» Record extracts
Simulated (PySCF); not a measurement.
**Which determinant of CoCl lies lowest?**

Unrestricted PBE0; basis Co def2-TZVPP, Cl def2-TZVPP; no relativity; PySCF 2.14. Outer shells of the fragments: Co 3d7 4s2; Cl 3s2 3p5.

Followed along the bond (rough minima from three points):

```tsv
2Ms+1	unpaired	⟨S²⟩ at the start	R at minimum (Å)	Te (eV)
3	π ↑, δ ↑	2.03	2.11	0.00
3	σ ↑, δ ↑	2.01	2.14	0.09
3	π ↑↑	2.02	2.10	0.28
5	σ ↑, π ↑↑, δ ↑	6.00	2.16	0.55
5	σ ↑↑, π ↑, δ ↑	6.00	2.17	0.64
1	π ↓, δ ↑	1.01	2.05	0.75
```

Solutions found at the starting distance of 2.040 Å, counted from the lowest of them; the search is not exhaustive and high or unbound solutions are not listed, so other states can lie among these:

» Action item
Up to and including the line containing "Followed along the", please write out the listing exactly, starting from its first line.

» Response
Simulated (PySCF); not a measurement.
**Which determinant of CoCl lies lowest?**

Unrestricted PBE0; basis Co def2-TZVPP, Cl def2-TZVPP; no relativity; PySCF 2.14. Outer shells of the fragments: Co 3d7 4s2; Cl 3s2 3p5.

Followed along the bond (rough minima from three points):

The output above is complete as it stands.